*WORK ITEM*. Repeat the whole listing exactly, leaving nothing out.

----------
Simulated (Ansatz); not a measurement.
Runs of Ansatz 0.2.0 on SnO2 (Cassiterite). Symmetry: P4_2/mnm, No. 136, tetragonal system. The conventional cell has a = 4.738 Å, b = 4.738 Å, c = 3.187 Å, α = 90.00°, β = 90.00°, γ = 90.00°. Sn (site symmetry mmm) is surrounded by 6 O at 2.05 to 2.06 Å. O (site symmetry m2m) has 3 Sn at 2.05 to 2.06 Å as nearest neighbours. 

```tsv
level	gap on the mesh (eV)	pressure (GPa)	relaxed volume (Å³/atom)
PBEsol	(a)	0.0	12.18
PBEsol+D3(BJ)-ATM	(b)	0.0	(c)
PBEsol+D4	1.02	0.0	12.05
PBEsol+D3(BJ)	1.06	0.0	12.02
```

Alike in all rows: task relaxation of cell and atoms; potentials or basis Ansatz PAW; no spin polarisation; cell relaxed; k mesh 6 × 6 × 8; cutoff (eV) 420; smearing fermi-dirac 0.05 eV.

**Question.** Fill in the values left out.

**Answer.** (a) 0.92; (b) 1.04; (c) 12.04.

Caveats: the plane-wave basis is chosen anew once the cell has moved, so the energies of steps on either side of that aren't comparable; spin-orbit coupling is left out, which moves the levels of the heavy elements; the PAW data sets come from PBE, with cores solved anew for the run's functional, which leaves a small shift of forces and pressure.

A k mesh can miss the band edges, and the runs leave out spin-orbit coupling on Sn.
----------

*WORKED SOLUTION*.
Simulated (Ansatz); not a measurement.
Runs of Ansatz 0.2.0 on SnO2 (Cassiterite). Symmetry: P4_2/mnm, No. 136, tetragonal system. The conventional cell has a = 4.738 Å, b = 4.738 Å, c = 3.187 Å, α = 90.00°, β = 90.00°, γ = 90.00°. Sn (site symmetry mmm) is surrounded by 6 O at 2.05 to 2.06 Å. O (site symmetry m2m) has 3 Sn at 2.05 to 2.06 Å as nearest neighbours. 

```tsv
level	gap on the mesh (eV)	pressure (GPa)	relaxed volume (Å³/atom)
PBEsol	(a)	0.0	12.18
PBEsol+D3(BJ)-ATM	(b)	0.0	(c)
PBEsol+D4	1.02	0.0	12.05
PBEsol+D3(BJ)	1.06	0.0	12.02
```

Alike in all rows: task relaxation of cell and atoms; potentials or basis Ansatz PAW; no spin polarisation; cell relaxed; k mesh 6 × 6 × 8; cutoff (eV) 420; smearing fermi-dirac 0.05 eV.

**Question.** Fill in the values left out.

**Answer.** (a) 0.92; (b) 1.04; (c) 12.04.

Caveats: the plane-wave basis is chosen anew once the cell has moved, so the energies of steps on either side of that aren't comparable; spin-orbit coupling is left out, which moves the levels of the heavy elements; the PAW data sets come from PBE, with cores solved anew for the run's functional, which leaves a small shift of forces and pressure.

A k mesh can miss the band edges, and the runs leave out spin-orbit coupling on Sn.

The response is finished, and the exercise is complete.